Work instruction:
The records that follow must be repeated exactly, line by line.

>>
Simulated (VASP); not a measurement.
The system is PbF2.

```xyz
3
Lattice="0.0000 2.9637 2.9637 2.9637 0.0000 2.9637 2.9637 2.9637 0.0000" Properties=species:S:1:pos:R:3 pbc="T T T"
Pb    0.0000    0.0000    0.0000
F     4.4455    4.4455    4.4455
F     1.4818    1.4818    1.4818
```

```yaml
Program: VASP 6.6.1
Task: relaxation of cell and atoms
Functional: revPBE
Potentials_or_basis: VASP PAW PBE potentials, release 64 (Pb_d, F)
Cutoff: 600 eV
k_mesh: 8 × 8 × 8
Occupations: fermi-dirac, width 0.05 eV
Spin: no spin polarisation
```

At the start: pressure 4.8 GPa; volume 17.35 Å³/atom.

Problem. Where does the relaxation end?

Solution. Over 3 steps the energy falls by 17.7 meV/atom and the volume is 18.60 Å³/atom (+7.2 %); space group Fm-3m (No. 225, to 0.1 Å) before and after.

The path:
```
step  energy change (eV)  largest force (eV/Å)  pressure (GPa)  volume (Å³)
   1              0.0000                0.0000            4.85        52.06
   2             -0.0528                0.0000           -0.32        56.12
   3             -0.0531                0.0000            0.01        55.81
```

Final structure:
<<

Exercise response:
Simulated (VASP); not a measurement.
The system is PbF2.

```xyz
3
Lattice="0.0000 2.9637 2.9637 2.9637 0.0000 2.9637 2.9637 2.9637 0.0000" Properties=species:S:1:pos:R:3 pbc="T T T"
Pb    0.0000    0.0000    0.0000
F     4.4455    4.4455    4.4455
F     1.4818    1.4818    1.4818
```

```yaml
Program: VASP 6.6.1
Task: relaxation of cell and atoms
Functional: revPBE
Potentials_or_basis: VASP PAW PBE potentials, release 64 (Pb_d, F)
Cutoff: 600 eV
k_mesh: 8 × 8 × 8
Occupations: fermi-dirac, width 0.05 eV
Spin: no spin polarisation
```

At the start: pressure 4.8 GPa; volume 17.35 Å³/atom.

Problem. Where does the relaxation end?

Solution. Over 3 steps the energy falls by 17.7 meV/atom and the volume is 18.60 Å³/atom (+7.2 %); space group Fm-3m (No. 225, to 0.1 Å) before and after.

The path:
```
step  energy change (eV)  largest force (eV/Å)  pressure (GPa)  volume (Å³)
   1              0.0000                0.0000            4.85        52.06
   2             -0.0528                0.0000           -0.32        56.12
   3             -0.0531                0.0000            0.01        55.81
```

Final structure:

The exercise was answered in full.